(TASK ITEM)
Give the data again exactly, from its opening line through the line in which "Diatomic NaC-, multiplicity" appears.

(DATASET EXTRACT)
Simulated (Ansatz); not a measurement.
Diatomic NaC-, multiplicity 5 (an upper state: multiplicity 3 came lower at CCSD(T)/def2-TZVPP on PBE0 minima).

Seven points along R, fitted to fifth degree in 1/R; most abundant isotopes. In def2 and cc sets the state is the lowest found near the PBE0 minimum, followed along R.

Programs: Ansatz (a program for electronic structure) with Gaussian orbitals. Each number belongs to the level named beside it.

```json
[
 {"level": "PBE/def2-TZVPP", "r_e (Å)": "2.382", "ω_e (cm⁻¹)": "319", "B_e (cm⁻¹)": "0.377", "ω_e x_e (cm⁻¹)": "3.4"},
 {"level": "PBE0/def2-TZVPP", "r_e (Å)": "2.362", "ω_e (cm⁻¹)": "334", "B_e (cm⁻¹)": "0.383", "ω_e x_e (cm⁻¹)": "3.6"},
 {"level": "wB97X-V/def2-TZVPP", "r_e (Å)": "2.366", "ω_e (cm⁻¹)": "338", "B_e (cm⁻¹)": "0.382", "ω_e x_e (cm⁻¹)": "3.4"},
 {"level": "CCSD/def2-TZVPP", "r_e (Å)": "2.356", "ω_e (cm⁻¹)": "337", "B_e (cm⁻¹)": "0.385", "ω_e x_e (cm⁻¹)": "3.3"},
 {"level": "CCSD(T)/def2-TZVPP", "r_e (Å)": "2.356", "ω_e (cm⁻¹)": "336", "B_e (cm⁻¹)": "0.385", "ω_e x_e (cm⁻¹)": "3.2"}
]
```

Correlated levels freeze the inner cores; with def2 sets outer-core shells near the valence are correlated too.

(WORKED SOLUTION)
Simulated (Ansatz); not a measurement.
Diatomic NaC-, multiplicity 5 (an upper state: multiplicity 3 came lower at CCSD(T)/def2-TZVPP on PBE0 minima).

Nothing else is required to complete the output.